PROVIDED INFORMATION:
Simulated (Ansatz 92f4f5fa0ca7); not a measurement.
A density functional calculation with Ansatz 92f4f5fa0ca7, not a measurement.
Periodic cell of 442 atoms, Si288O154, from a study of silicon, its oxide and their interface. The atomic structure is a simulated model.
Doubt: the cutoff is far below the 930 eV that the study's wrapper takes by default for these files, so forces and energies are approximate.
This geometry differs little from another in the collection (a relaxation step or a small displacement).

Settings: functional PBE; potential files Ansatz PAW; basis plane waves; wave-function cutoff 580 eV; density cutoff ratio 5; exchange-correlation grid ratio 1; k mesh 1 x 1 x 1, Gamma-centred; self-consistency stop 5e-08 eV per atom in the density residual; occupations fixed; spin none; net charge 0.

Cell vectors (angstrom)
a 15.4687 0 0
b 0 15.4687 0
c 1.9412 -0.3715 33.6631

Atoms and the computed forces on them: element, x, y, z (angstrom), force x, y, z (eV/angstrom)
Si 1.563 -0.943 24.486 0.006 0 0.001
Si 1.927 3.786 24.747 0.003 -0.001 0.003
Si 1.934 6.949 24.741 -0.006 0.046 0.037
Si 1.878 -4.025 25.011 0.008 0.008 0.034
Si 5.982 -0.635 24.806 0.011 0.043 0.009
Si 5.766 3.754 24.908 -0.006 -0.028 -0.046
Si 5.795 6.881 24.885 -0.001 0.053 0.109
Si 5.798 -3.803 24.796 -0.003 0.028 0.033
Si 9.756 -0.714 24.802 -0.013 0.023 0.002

REQUIREMENT: Exactly reproduce the entries in their entirety.

SOLUTION:
Simulated (Ansatz 92f4f5fa0ca7); not a measurement.
A density functional calculation with Ansatz 92f4f5fa0ca7, not a measurement.
Periodic cell of 442 atoms, Si288O154, from a study of silicon, its oxide and their interface. The atomic structure is a simulated model.
Doubt: the cutoff is far below the 930 eV that the study's wrapper takes by default for these files, so forces and energies are approximate.
This geometry differs little from another in the collection (a relaxation step or a small displacement).

Settings: functional PBE; potential files Ansatz PAW; basis plane waves; wave-function cutoff 580 eV; density cutoff ratio 5; exchange-correlation grid ratio 1; k mesh 1 x 1 x 1, Gamma-centred; self-consistency stop 5e-08 eV per atom in the density residual; occupations fixed; spin none; net charge 0.

Cell vectors (angstrom)
a 15.4687 0 0
b 0 15.4687 0
c 1.9412 -0.3715 33.6631

Atoms and the computed forces on them: element, x, y, z (angstrom), force x, y, z (eV/angstrom)
Si 1.563 -0.943 24.486 0.006 0 0.001
Si 1.927 3.786 24.747 0.003 -0.001 0.003
Si 1.934 6.949 24.741 -0.006 0.046 0.037
Si 1.878 -4.025 25.011 0.008 0.008 0.034
Si 5.982 -0.635 24.806 0.011 0.043 0.009
Si 5.766 3.754 24.908 -0.006 -0.028 -0.046
Si 5.795 6.881 24.885 -0.001 0.053 0.109
Si 5.798 -3.803 24.796 -0.003 0.028 0.033
Si 9.756 -0.714 24.802 -0.013 0.023 0.002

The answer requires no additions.